_Brief_:
In the entries that follow, find the line containing "Si2; H7 on S3)"; from there, copy every line exactly through the line containing "Si2 (oxygen-bound silicon)".

(Given data Opens)
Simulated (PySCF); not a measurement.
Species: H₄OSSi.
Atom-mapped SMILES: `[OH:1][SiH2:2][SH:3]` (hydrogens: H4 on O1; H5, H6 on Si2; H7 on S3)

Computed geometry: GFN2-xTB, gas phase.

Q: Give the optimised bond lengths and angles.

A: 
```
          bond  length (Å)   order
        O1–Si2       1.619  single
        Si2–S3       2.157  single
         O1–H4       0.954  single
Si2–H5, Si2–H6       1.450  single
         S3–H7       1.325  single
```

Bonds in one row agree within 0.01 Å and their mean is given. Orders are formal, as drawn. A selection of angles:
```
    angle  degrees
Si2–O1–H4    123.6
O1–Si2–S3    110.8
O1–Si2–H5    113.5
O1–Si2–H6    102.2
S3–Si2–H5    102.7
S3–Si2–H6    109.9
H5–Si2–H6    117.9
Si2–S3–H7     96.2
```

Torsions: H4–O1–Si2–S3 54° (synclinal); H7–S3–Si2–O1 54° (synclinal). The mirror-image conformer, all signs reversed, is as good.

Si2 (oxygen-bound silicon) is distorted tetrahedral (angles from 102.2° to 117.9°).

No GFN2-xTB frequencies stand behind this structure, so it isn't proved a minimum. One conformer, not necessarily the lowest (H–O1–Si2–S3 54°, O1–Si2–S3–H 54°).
(Given data Closes)

_Expected answer_:
Atom-mapped SMILES: `[OH:1][SiH2:2][SH:3]` (hydrogens: H4 on O1; H5, H6 on Si2; H7 on S3)

Computed geometry: GFN2-xTB, gas phase.

Q: Give the optimised bond lengths and angles.

A: 
```
          bond  length (Å)   order
        O1–Si2       1.619  single
        Si2–S3       2.157  single
         O1–H4       0.954  single
Si2–H5, Si2–H6       1.450  single
         S3–H7       1.325  single
```

Bonds in one row agree within 0.01 Å and their mean is given. Orders are formal, as drawn. A selection of angles:
```
    angle  degrees
Si2–O1–H4    123.6
O1–Si2–S3    110.8
O1–Si2–H5    113.5
O1–Si2–H6    102.2
S3–Si2–H5    102.7
S3–Si2–H6    109.9
H5–Si2–H6    117.9
Si2–S3–H7     96.2
```

Torsions: H4–O1–Si2–S3 54° (synclinal); H7–S3–Si2–O1 54° (synclinal). The mirror-image conformer, all signs reversed, is as good.

Si2 (oxygen-bound silicon) is distorted tetrahedral (angles from 102.2° to 117.9°).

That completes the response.